* [Activity]: Below are some records. Print all of them exactly as they appear.

* [Provided information]:
>>>

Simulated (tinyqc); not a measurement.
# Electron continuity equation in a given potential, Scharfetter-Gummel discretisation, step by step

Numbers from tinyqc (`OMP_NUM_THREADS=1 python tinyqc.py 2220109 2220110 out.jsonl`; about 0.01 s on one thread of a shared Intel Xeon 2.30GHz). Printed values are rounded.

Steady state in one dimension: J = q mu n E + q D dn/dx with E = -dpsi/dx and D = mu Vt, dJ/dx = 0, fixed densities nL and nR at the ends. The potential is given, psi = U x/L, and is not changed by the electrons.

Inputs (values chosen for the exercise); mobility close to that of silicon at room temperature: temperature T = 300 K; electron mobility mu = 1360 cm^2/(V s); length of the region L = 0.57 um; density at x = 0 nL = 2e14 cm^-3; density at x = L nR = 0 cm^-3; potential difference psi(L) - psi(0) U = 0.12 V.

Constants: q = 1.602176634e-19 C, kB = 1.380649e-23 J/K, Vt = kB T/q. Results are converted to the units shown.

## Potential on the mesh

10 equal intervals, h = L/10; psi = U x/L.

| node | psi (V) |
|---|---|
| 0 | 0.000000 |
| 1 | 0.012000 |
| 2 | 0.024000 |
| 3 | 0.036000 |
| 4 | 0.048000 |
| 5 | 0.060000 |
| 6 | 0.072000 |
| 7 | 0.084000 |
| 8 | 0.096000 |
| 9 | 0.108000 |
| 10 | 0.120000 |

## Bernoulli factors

<<<

* [Worked solution]:
Simulated (tinyqc); not a measurement.
# Electron continuity equation in a given potential, Scharfetter-Gummel discretisation, step by step

Numbers from tinyqc (`OMP_NUM_THREADS=1 python tinyqc.py 2220109 2220110 out.jsonl`; about 0.01 s on one thread of a shared Intel Xeon 2.30GHz). Printed values are rounded.

Steady state in one dimension: J = q mu n E + q D dn/dx with E = -dpsi/dx and D = mu Vt, dJ/dx = 0, fixed densities nL and nR at the ends. The potential is given, psi = U x/L, and is not changed by the electrons.

Inputs (values chosen for the exercise); mobility close to that of silicon at room temperature: temperature T = 300 K; electron mobility mu = 1360 cm^2/(V s); length of the region L = 0.57 um; density at x = 0 nL = 2e14 cm^-3; density at x = L nR = 0 cm^-3; potential difference psi(L) - psi(0) U = 0.12 V.

Constants: q = 1.602176634e-19 C, kB = 1.380649e-23 J/K, Vt = kB T/q. Results are converted to the units shown.

## Potential on the mesh

10 equal intervals, h = L/10; psi = U x/L.

| node | psi (V) |
|---|---|
| 0 | 0.000000 |
| 1 | 0.012000 |
| 2 | 0.024000 |
| 3 | 0.036000 |
| 4 | 0.048000 |
| 5 | 0.060000 |
| 6 | 0.072000 |
| 7 | 0.084000 |
| 8 | 0.096000 |
| 9 | 0.108000 |
| 10 | 0.120000 |

## Bernoulli factors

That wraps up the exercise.